■ WORK INSTRUCTION
Up to and including the line that contains "Hardware: 4 threads", reproduce every line exactly, beginning with the first line below.

■ ENTRIES PROVIDED
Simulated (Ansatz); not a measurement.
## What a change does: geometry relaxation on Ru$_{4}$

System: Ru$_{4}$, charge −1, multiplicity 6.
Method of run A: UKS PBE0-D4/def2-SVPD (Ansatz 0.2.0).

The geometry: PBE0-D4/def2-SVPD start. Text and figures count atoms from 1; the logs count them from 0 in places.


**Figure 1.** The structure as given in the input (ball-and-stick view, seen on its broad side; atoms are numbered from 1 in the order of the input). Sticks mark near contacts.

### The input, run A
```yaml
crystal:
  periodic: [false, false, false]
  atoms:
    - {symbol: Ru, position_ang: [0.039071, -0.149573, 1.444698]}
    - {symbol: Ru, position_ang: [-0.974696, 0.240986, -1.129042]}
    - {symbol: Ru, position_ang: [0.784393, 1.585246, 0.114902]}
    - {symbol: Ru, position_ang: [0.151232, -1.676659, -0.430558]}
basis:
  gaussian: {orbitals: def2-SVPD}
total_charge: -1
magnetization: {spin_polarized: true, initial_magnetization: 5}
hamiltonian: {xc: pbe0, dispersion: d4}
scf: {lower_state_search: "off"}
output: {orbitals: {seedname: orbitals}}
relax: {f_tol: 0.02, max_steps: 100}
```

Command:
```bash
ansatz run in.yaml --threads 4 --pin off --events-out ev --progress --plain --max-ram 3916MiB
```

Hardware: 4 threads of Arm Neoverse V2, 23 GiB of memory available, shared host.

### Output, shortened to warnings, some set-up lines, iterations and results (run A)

■ ANSWER SECTION
Simulated (Ansatz); not a measurement.
## What a change does: geometry relaxation on Ru$_{4}$

System: Ru$_{4}$, charge −1, multiplicity 6.
Method of run A: UKS PBE0-D4/def2-SVPD (Ansatz 0.2.0).

The geometry: PBE0-D4/def2-SVPD start. Text and figures count atoms from 1; the logs count them from 0 in places.


**Figure 1.** The structure as given in the input (ball-and-stick view, seen on its broad side; atoms are numbered from 1 in the order of the input). Sticks mark near contacts.

### The input, run A
```yaml
crystal:
  periodic: [false, false, false]
  atoms:
    - {symbol: Ru, position_ang: [0.039071, -0.149573, 1.444698]}
    - {symbol: Ru, position_ang: [-0.974696, 0.240986, -1.129042]}
    - {symbol: Ru, position_ang: [0.784393, 1.585246, 0.114902]}
    - {symbol: Ru, position_ang: [0.151232, -1.676659, -0.430558]}
basis:
  gaussian: {orbitals: def2-SVPD}
total_charge: -1
magnetization: {spin_polarized: true, initial_magnetization: 5}
hamiltonian: {xc: pbe0, dispersion: d4}
scf: {lower_state_search: "off"}
output: {orbitals: {seedname: orbitals}}
relax: {f_tol: 0.02, max_steps: 100}
```

Command:
```bash
ansatz run in.yaml --threads 4 --pin off --events-out ev --progress --plain --max-ram 3916MiB
```

Hardware: 4 threads of Arm Neoverse V2, 23 GiB of memory available, shared host.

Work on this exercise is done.